....

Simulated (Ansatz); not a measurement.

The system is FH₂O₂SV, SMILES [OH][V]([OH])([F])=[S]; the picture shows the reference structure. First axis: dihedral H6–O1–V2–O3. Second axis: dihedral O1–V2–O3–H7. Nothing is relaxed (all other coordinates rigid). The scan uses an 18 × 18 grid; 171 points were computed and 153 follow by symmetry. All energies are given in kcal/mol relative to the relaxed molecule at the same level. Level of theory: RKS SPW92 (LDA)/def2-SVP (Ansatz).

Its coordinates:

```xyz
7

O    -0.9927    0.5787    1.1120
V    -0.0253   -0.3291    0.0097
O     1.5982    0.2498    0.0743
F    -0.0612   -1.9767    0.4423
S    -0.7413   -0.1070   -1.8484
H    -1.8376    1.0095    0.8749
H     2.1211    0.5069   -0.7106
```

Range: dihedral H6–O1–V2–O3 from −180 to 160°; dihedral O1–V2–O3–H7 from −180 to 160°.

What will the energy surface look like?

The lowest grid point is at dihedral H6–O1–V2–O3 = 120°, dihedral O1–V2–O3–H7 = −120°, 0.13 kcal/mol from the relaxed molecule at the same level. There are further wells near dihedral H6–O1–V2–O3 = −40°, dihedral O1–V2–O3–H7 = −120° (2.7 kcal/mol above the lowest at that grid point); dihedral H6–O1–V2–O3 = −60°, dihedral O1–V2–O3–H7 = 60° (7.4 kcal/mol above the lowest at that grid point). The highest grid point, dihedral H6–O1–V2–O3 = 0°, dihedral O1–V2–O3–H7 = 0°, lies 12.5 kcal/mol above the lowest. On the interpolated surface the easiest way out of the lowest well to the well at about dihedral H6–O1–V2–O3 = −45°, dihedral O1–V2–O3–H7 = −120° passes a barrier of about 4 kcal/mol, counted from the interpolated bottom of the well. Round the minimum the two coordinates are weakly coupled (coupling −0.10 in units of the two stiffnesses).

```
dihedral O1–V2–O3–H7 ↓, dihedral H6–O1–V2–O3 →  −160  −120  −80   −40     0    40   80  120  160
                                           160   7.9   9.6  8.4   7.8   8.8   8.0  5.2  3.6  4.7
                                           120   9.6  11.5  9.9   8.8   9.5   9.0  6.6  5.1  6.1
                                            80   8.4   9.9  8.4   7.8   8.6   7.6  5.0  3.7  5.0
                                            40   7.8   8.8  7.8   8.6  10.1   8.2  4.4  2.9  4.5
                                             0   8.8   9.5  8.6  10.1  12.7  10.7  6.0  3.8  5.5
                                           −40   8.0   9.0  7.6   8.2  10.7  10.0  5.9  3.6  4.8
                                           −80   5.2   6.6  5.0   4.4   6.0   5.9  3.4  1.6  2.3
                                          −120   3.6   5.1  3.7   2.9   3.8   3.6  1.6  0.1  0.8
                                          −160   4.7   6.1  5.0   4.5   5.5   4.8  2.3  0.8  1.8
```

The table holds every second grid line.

....

- **Assigned task**: Your answer must be the lines above, unchanged, from the first one through the line that holds "What will the energy surface look like?", inclusive, and no others.

- **Written reply**:
Simulated (Ansatz); not a measurement.

The system is FH₂O₂SV, SMILES [OH][V]([OH])([F])=[S]; the picture shows the reference structure. First axis: dihedral H6–O1–V2–O3. Second axis: dihedral O1–V2–O3–H7. Nothing is relaxed (all other coordinates rigid). The scan uses an 18 × 18 grid; 171 points were computed and 153 follow by symmetry. All energies are given in kcal/mol relative to the relaxed molecule at the same level. Level of theory: RKS SPW92 (LDA)/def2-SVP (Ansatz).

Its coordinates:

```xyz
7

O    -0.9927    0.5787    1.1120
V    -0.0253   -0.3291    0.0097
O     1.5982    0.2498    0.0743
F    -0.0612   -1.9767    0.4423
S    -0.7413   -0.1070   -1.8484
H    -1.8376    1.0095    0.8749
H     2.1211    0.5069   -0.7106
```

Range: dihedral H6–O1–V2–O3 from −180 to 160°; dihedral O1–V2–O3–H7 from −180 to 160°.

What will the energy surface look like?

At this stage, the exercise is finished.